Work task:
Your answer should consist solely of the lines from the first line of the data through the line with "VASP | Ansatz |", each reproduced exactly.

Dataset content:
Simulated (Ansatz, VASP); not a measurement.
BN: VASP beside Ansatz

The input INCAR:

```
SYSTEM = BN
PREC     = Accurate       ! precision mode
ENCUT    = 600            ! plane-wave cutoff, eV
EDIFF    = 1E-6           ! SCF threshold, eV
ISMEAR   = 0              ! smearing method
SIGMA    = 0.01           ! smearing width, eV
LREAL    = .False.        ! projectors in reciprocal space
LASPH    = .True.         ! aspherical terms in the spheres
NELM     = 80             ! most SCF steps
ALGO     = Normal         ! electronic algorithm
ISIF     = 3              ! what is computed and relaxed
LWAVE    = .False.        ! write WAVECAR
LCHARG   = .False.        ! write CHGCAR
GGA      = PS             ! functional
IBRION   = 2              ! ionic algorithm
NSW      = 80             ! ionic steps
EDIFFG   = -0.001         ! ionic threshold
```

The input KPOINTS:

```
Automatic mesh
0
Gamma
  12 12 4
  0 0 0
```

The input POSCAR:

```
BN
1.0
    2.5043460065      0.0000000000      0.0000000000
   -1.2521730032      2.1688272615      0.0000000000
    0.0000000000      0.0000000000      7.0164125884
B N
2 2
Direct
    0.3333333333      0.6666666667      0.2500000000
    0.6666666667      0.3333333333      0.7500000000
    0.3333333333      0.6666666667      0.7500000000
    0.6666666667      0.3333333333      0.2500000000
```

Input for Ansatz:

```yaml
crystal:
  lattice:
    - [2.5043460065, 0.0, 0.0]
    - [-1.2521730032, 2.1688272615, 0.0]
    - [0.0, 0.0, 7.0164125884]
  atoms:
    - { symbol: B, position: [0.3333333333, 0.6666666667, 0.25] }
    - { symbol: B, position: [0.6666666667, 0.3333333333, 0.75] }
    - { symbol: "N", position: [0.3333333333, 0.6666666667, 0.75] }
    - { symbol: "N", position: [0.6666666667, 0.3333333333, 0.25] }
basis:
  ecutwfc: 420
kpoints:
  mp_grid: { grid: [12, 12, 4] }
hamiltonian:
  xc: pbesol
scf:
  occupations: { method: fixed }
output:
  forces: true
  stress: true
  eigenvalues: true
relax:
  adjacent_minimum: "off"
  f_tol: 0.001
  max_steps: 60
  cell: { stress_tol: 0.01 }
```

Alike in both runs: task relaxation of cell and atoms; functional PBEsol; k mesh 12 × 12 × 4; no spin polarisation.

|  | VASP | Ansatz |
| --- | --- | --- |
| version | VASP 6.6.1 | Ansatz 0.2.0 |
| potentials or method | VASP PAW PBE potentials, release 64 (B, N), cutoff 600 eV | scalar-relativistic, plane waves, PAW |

Expected answer:
Simulated (Ansatz, VASP); not a measurement.
BN: VASP beside Ansatz

The input INCAR:

```
SYSTEM = BN
PREC     = Accurate       ! precision mode
ENCUT    = 600            ! plane-wave cutoff, eV
EDIFF    = 1E-6           ! SCF threshold, eV
ISMEAR   = 0              ! smearing method
SIGMA    = 0.01           ! smearing width, eV
LREAL    = .False.        ! projectors in reciprocal space
LASPH    = .True.         ! aspherical terms in the spheres
NELM     = 80             ! most SCF steps
ALGO     = Normal         ! electronic algorithm
ISIF     = 3              ! what is computed and relaxed
LWAVE    = .False.        ! write WAVECAR
LCHARG   = .False.        ! write CHGCAR
GGA      = PS             ! functional
IBRION   = 2              ! ionic algorithm
NSW      = 80             ! ionic steps
EDIFFG   = -0.001         ! ionic threshold
```

The input KPOINTS:

```
Automatic mesh
0
Gamma
  12 12 4
  0 0 0
```

The input POSCAR:

```
BN
1.0
    2.5043460065      0.0000000000      0.0000000000
   -1.2521730032      2.1688272615      0.0000000000
    0.0000000000      0.0000000000      7.0164125884
B N
2 2
Direct
    0.3333333333      0.6666666667      0.2500000000
    0.6666666667      0.3333333333      0.7500000000
    0.3333333333      0.6666666667      0.7500000000
    0.6666666667      0.3333333333      0.2500000000
```

Input for Ansatz:

```yaml
crystal:
  lattice:
    - [2.5043460065, 0.0, 0.0]
    - [-1.2521730032, 2.1688272615, 0.0]
    - [0.0, 0.0, 7.0164125884]
  atoms:
    - { symbol: B, position: [0.3333333333, 0.6666666667, 0.25] }
    - { symbol: B, position: [0.6666666667, 0.3333333333, 0.75] }
    - { symbol: "N", position: [0.3333333333, 0.6666666667, 0.75] }
    - { symbol: "N", position: [0.6666666667, 0.3333333333, 0.25] }
basis:
  ecutwfc: 420
kpoints:
  mp_grid: { grid: [12, 12, 4] }
hamiltonian:
  xc: pbesol
scf:
  occupations: { method: fixed }
output:
  forces: true
  stress: true
  eigenvalues: true
relax:
  adjacent_minimum: "off"
  f_tol: 0.001
  max_steps: 60
  cell: { stress_tol: 0.01 }
```

Alike in both runs: task relaxation of cell and atoms; functional PBEsol; k mesh 12 × 12 × 4; no spin polarisation.

|  | VASP | Ansatz |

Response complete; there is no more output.